— Work instruction —
Your task is to copy every entry exactly.

-------- Data extracts --------

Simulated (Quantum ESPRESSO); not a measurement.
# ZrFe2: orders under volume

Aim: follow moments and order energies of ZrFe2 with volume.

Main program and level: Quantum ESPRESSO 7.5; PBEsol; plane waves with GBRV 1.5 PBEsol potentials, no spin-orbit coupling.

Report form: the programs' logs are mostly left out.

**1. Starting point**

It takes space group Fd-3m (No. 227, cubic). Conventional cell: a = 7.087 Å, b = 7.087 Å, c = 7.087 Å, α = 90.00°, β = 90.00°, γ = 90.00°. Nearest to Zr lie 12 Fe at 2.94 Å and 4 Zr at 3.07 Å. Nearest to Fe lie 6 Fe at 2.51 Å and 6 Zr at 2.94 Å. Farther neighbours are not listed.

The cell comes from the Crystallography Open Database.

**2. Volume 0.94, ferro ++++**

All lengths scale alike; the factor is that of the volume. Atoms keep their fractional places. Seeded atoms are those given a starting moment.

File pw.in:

--------

— Response box —
Simulated (Quantum ESPRESSO); not a measurement.
# ZrFe2: orders under volume

Aim: follow moments and order energies of ZrFe2 with volume.

Main program and level: Quantum ESPRESSO 7.5; PBEsol; plane waves with GBRV 1.5 PBEsol potentials, no spin-orbit coupling.

Report form: the programs' logs are mostly left out.

**1. Starting point**

It takes space group Fd-3m (No. 227, cubic). Conventional cell: a = 7.087 Å, b = 7.087 Å, c = 7.087 Å, α = 90.00°, β = 90.00°, γ = 90.00°. Nearest to Zr lie 12 Fe at 2.94 Å and 4 Zr at 3.07 Å. Nearest to Fe lie 6 Fe at 2.51 Å and 6 Zr at 2.94 Å. Farther neighbours are not listed.

The cell comes from the Crystallography Open Database.

**2. Volume 0.94, ferro ++++**

All lengths scale alike; the factor is that of the volume. Atoms keep their fractional places. Seeded atoms are those given a starting moment.

File pw.in:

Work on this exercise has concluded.